##### Data extracts #####
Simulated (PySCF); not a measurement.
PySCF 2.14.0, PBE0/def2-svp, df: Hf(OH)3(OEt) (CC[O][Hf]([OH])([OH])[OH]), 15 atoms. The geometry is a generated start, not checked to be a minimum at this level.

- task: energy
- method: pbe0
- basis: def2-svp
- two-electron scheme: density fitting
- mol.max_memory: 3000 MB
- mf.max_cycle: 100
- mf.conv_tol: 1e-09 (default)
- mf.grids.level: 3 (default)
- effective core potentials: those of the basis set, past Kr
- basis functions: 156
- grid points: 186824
#####

Work order » All that belongs in your answer is the stretch of entries above from the line with "- mf.max_cycle: 100" through the line with "- basis functions: 156", printed exactly.

Exercise answer »
- mf.max_cycle: 100
- mf.conv_tol: 1e-09 (default)
- mf.grids.level: 3 (default)
- effective core potentials: those of the basis set, past Kr
- basis functions: 156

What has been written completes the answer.